## Activity:
Only the lines from the top of the data through the one with "All values below" are to be written out, each exactly as it stands.

•••

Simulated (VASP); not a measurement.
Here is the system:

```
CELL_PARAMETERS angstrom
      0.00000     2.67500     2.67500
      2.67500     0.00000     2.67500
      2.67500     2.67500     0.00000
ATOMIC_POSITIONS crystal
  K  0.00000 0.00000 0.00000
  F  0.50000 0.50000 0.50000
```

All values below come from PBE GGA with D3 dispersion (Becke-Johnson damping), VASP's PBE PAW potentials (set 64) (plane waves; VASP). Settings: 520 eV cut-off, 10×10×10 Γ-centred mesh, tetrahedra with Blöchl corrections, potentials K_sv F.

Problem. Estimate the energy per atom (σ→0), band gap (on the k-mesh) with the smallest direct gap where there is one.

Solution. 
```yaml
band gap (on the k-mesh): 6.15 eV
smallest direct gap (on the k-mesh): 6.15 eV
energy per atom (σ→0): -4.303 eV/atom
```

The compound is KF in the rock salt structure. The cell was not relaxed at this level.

•••

## Answer area:
Simulated (VASP); not a measurement.
Here is the system:

```
CELL_PARAMETERS angstrom
      0.00000     2.67500     2.67500
      2.67500     0.00000     2.67500
      2.67500     2.67500     0.00000
ATOMIC_POSITIONS crystal
  K  0.00000 0.00000 0.00000
  F  0.50000 0.50000 0.50000
```

All values below come from PBE GGA with D3 dispersion (Becke-Johnson damping), VASP's PBE PAW potentials (set 64) (plane waves; VASP). Settings: 520 eV cut-off, 10×10×10 Γ-centred mesh, tetrahedra with Blöchl corrections, potentials K_sv F.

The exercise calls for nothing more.